Data to examine:
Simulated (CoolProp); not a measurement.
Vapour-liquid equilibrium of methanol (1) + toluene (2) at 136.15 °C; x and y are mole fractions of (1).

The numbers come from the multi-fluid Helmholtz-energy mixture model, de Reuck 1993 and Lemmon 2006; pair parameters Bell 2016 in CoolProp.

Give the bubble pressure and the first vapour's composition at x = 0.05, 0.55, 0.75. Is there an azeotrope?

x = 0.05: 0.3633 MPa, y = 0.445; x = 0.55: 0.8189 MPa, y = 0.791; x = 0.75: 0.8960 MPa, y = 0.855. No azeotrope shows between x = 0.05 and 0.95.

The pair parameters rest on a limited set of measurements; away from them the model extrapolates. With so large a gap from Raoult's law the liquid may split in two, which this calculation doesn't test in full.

Assignment:
Please give an exact copy of the lines above, beginning with the line containing "Vapour-liquid equilibrium of" and running through the line containing "The numbers come", and of no other lines.

Exercise response:
Vapour-liquid equilibrium of methanol (1) + toluene (2) at 136.15 °C; x and y are mole fractions of (1).

The numbers come from the multi-fluid Helmholtz-energy mixture model, de Reuck 1993 and Lemmon 2006; pair parameters Bell 2016 in CoolProp.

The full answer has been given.